════

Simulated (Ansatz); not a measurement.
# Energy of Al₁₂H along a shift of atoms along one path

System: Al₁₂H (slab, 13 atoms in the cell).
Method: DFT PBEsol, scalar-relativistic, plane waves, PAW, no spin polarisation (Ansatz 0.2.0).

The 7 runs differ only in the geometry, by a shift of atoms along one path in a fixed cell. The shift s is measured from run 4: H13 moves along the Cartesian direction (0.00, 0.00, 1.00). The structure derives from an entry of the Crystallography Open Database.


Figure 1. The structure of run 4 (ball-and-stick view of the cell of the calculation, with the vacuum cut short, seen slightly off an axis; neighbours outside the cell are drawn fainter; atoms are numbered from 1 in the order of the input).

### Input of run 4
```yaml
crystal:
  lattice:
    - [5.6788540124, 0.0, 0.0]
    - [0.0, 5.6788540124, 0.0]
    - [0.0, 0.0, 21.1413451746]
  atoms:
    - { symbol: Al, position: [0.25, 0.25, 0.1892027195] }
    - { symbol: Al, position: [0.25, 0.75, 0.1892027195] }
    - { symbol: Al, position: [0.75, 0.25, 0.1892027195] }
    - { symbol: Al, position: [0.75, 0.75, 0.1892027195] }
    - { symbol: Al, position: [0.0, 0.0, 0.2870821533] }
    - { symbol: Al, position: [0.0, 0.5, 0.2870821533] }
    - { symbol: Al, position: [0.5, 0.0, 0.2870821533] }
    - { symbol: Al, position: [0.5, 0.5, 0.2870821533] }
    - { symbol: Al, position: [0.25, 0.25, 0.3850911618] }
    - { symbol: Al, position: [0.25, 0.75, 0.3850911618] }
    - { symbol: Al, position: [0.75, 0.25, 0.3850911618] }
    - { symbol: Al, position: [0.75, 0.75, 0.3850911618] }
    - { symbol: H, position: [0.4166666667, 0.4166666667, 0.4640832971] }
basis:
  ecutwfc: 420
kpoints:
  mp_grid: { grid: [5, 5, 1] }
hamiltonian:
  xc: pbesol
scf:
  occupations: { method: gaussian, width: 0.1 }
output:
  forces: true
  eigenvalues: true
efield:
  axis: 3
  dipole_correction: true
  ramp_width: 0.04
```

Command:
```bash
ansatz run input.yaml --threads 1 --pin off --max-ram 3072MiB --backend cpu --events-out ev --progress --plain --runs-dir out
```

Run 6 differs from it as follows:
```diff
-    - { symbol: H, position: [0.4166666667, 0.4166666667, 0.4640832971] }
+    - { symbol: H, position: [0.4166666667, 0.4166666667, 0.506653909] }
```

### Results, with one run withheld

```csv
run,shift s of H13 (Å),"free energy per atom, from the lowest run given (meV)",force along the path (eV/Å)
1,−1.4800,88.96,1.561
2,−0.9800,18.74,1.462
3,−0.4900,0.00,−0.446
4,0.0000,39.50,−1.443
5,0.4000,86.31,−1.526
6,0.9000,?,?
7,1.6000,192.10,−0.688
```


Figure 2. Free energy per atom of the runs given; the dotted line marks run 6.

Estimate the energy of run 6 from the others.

════

__Exercise__: Only the lines above, from the first through the one holding "Method: DFT PBEsol, scalar-relativistic, plane", are to be output, and they must be copied exactly.

__Exercise output__:
Simulated (Ansatz); not a measurement.
# Energy of Al₁₂H along a shift of atoms along one path

System: Al₁₂H (slab, 13 atoms in the cell).
Method: DFT PBEsol, scalar-relativistic, plane waves, PAW, no spin polarisation (Ansatz 0.2.0).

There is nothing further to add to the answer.